*-*-*

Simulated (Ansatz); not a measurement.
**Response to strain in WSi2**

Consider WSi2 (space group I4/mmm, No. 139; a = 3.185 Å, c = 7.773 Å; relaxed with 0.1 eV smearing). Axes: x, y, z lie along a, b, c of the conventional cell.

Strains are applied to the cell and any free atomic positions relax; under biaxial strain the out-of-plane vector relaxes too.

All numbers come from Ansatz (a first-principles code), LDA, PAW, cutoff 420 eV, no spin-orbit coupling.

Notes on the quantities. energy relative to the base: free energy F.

*-*-*

Assigned task. The lines of the data, from the first through the one containing "All numbers come", are to be transcribed exactly.

Response.
Simulated (Ansatz); not a measurement.
**Response to strain in WSi2**

Consider WSi2 (space group I4/mmm, No. 139; a = 3.185 Å, c = 7.773 Å; relaxed with 0.1 eV smearing). Axes: x, y, z lie along a, b, c of the conventional cell.

Strains are applied to the cell and any free atomic positions relax; under biaxial strain the out-of-plane vector relaxes too.

All numbers come from Ansatz (a first-principles code), LDA, PAW, cutoff 420 eV, no spin-orbit coupling.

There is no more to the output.